DATA FOR REVIEW:
● ● ● ● ● ● ●

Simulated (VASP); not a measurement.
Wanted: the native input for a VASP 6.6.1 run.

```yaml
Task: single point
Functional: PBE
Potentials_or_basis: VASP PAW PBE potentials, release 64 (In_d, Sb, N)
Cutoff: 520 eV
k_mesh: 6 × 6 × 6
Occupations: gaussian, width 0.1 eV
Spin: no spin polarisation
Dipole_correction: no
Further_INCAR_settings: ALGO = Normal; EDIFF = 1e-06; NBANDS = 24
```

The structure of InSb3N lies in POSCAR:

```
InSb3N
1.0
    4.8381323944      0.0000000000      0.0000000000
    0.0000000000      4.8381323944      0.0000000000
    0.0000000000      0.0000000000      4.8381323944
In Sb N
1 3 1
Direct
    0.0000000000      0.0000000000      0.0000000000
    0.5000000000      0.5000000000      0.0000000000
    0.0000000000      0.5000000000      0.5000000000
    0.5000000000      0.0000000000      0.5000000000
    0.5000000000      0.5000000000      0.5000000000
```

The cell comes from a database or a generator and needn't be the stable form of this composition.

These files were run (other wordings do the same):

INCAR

● ● ● ● ● ● ●

ASSIGNED TASK: Copy out the whole listing exactly.

ANSWER SECTION:
Simulated (VASP); not a measurement.
Wanted: the native input for a VASP 6.6.1 run.

```yaml
Task: single point
Functional: PBE
Potentials_or_basis: VASP PAW PBE potentials, release 64 (In_d, Sb, N)
Cutoff: 520 eV
k_mesh: 6 × 6 × 6
Occupations: gaussian, width 0.1 eV
Spin: no spin polarisation
Dipole_correction: no
Further_INCAR_settings: ALGO = Normal; EDIFF = 1e-06; NBANDS = 24
```

The structure of InSb3N lies in POSCAR:

```
InSb3N
1.0
    4.8381323944      0.0000000000      0.0000000000
    0.0000000000      4.8381323944      0.0000000000
    0.0000000000      0.0000000000      4.8381323944
In Sb N
1 3 1
Direct
    0.0000000000      0.0000000000      0.0000000000
    0.5000000000      0.5000000000      0.0000000000
    0.0000000000      0.5000000000      0.5000000000
    0.5000000000      0.0000000000      0.5000000000
    0.5000000000      0.5000000000      0.5000000000
```

The cell comes from a database or a generator and needn't be the stable form of this composition.

These files were run (other wordings do the same):

INCAR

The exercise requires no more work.